Assigned task
From the entries below, reproduce exactly the line containing "Property | Result |", the line containing "Its results: band", and every line in between, with nothing added.

----------
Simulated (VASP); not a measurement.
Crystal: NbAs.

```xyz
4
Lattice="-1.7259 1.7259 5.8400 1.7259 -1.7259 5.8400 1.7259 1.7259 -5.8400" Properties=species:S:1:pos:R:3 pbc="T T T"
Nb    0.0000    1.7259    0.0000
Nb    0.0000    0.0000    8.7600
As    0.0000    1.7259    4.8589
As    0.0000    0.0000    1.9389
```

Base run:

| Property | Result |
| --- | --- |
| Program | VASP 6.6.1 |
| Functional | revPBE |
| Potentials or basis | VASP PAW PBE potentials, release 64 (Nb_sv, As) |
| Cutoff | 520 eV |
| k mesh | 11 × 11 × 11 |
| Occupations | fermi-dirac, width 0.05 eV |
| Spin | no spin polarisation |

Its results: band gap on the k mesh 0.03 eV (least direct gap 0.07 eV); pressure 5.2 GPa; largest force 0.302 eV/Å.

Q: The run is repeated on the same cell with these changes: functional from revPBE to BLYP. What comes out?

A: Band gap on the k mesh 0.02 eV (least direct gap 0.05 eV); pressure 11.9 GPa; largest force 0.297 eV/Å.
----------

Written solution
| Property | Result |
| --- | --- |
| Program | VASP 6.6.1 |
| Functional | revPBE |
| Potentials or basis | VASP PAW PBE potentials, release 64 (Nb_sv, As) |
| Cutoff | 520 eV |
| k mesh | 11 × 11 × 11 |
| Occupations | fermi-dirac, width 0.05 eV |
| Spin | no spin polarisation |

Its results: band gap on the k mesh 0.03 eV (least direct gap 0.07 eV); pressure 5.2 GPa; largest force 0.302 eV/Å.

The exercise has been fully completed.